- **ASSIGNMENT**
Please copy out the entries until you have copied the line that contains "Question: What interaction", beginning with the first line.

- **SUPPLIED DATA**
▬▬▬
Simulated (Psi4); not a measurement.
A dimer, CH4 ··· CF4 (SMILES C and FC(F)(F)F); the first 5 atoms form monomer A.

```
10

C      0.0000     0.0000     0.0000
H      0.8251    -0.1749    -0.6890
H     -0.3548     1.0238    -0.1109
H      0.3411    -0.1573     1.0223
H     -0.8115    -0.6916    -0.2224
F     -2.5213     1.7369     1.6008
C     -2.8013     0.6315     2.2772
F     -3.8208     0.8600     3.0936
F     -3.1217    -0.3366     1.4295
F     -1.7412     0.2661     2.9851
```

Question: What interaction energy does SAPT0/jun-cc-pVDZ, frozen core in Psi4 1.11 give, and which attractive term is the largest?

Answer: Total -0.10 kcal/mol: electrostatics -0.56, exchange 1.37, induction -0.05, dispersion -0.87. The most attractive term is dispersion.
▬▬▬

- **WRITTEN REPLY**
Simulated (Psi4); not a measurement.
A dimer, CH4 ··· CF4 (SMILES C and FC(F)(F)F); the first 5 atoms form monomer A.

```
10

C      0.0000     0.0000     0.0000
H      0.8251    -0.1749    -0.6890
H     -0.3548     1.0238    -0.1109
H      0.3411    -0.1573     1.0223
H     -0.8115    -0.6916    -0.2224
F     -2.5213     1.7369     1.6008
C     -2.8013     0.6315     2.2772
F     -3.8208     0.8600     3.0936
F     -3.1217    -0.3366     1.4295
F     -1.7412     0.2661     2.9851
```

Question: What interaction energy does SAPT0/jun-cc-pVDZ, frozen core in Psi4 1.11 give, and which attractive term is the largest?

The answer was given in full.